BEGIN Record extracts

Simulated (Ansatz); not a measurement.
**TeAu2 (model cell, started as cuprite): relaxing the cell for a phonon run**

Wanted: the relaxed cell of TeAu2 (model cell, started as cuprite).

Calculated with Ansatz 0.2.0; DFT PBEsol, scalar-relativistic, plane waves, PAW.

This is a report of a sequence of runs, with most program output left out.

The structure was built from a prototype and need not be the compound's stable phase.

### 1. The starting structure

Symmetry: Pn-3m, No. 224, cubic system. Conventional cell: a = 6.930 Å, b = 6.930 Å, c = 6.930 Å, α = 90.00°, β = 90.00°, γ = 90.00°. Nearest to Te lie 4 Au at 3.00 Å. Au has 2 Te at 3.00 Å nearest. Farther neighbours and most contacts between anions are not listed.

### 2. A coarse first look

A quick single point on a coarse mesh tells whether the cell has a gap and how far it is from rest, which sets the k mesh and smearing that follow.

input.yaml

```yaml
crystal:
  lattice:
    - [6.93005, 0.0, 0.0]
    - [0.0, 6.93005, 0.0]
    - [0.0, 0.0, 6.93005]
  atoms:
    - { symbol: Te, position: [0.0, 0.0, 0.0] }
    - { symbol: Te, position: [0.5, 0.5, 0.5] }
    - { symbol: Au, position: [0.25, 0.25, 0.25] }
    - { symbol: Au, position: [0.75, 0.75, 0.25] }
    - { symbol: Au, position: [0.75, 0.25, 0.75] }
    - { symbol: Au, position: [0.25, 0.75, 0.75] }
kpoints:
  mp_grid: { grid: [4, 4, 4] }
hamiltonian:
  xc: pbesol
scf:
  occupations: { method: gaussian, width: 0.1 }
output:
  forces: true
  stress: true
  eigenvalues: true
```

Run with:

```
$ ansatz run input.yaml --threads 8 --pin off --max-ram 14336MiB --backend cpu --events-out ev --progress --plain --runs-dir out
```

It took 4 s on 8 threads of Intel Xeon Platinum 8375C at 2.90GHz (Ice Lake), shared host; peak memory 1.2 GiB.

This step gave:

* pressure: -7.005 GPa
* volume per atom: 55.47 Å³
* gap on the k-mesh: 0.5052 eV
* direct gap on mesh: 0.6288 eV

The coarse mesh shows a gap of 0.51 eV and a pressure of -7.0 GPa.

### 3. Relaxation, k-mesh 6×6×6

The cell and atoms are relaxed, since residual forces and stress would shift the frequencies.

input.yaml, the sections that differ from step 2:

END Record extracts

[Action item]: From the line that has "### 3. Relaxation, k-mesh 6×6×6" through the line that has "The cell and", copy every line exactly as it appears above, and leave out all others.

[Task output]:
### 3. Relaxation, k-mesh 6×6×6

The cell and atoms are relaxed, since residual forces and stress would shift the frequencies.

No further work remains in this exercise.